# WORK INSTRUCTION:
For each line of the listing, output an exact copy.

# RECORD EXTRACTS:
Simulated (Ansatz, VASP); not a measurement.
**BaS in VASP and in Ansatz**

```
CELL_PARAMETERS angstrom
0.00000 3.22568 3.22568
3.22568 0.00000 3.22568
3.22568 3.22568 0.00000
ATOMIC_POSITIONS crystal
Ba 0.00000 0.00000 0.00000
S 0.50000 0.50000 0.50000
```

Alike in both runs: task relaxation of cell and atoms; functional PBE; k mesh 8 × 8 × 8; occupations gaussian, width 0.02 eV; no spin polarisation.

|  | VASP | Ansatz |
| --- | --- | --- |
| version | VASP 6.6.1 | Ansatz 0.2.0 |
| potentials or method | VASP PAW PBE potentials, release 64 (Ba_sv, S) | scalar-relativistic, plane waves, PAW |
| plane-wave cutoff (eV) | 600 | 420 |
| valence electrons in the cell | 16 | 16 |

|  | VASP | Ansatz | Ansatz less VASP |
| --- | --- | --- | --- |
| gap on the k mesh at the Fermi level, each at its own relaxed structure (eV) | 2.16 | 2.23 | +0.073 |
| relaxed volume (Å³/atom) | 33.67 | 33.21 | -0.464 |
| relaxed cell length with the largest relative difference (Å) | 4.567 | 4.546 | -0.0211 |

# TASK SOLUTION:
Simulated (Ansatz, VASP); not a measurement.
**BaS in VASP and in Ansatz**

```
CELL_PARAMETERS angstrom
0.00000 3.22568 3.22568
3.22568 0.00000 3.22568
3.22568 3.22568 0.00000
ATOMIC_POSITIONS crystal
Ba 0.00000 0.00000 0.00000
S 0.50000 0.50000 0.50000
```

Alike in both runs: task relaxation of cell and atoms; functional PBE; k mesh 8 × 8 × 8; occupations gaussian, width 0.02 eV; no spin polarisation.

|  | VASP | Ansatz |
| --- | --- | --- |
| version | VASP 6.6.1 | Ansatz 0.2.0 |
| potentials or method | VASP PAW PBE potentials, release 64 (Ba_sv, S) | scalar-relativistic, plane waves, PAW |
| plane-wave cutoff (eV) | 600 | 420 |
| valence electrons in the cell | 16 | 16 |

|  | VASP | Ansatz | Ansatz less VASP |
| --- | --- | --- | --- |
| gap on the k mesh at the Fermi level, each at its own relaxed structure (eV) | 2.16 | 2.23 | +0.073 |
| relaxed volume (Å³/atom) | 33.67 | 33.21 | -0.464 |
| relaxed cell length with the largest relative difference (Å) | 4.567 | 4.546 | -0.0211 |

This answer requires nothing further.